**Data records**.
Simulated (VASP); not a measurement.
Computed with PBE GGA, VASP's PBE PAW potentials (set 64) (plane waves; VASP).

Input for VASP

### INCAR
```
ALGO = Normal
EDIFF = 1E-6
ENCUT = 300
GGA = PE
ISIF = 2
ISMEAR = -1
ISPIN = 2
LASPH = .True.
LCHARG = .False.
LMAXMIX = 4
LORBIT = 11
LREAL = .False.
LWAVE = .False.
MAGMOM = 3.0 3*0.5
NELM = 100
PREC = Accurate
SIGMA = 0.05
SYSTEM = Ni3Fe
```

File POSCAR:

**Work order**.
Each record must be restated word for word, including the last line.

**Written solution**.
Simulated (VASP); not a measurement.
Computed with PBE GGA, VASP's PBE PAW potentials (set 64) (plane waves; VASP).

Input for VASP

### INCAR
```
ALGO = Normal
EDIFF = 1E-6
ENCUT = 300
GGA = PE
ISIF = 2
ISMEAR = -1
ISPIN = 2
LASPH = .True.
LCHARG = .False.
LMAXMIX = 4
LORBIT = 11
LREAL = .False.
LWAVE = .False.
MAGMOM = 3.0 3*0.5
NELM = 100
PREC = Accurate
SIGMA = 0.05
SYSTEM = Ni3Fe
```

File POSCAR:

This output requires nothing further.